........

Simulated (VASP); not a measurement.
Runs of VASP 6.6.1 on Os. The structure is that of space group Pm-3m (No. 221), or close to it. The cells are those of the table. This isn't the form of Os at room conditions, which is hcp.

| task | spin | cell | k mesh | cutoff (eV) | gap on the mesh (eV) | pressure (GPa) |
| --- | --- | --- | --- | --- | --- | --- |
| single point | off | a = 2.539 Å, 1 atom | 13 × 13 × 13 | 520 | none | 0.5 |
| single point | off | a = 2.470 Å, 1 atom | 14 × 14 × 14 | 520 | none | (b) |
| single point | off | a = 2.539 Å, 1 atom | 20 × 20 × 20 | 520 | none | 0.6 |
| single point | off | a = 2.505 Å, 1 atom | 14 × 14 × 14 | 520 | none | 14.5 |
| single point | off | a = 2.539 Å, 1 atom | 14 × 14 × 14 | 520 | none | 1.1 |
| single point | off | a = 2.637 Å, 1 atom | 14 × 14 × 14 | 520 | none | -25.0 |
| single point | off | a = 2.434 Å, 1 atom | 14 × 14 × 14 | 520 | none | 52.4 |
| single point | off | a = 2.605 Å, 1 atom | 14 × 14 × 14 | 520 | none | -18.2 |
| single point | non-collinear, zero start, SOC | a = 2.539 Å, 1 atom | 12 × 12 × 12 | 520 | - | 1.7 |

........

- ACTION ITEM
Where the data above reaches the line holding "none | 1.1 |", begin printing, and stop after the line holding "none | -18.2 |". Each line must be reproduced exactly, with nothing else added.

- ANSWER SPACE
| single point | off | a = 2.539 Å, 1 atom | 14 × 14 × 14 | 520 | none | 1.1 |
| single point | off | a = 2.637 Å, 1 atom | 14 × 14 × 14 | 520 | none | -25.0 |
| single point | off | a = 2.434 Å, 1 atom | 14 × 14 × 14 | 520 | none | 52.4 |
| single point | off | a = 2.605 Å, 1 atom | 14 × 14 × 14 | 520 | none | -18.2 |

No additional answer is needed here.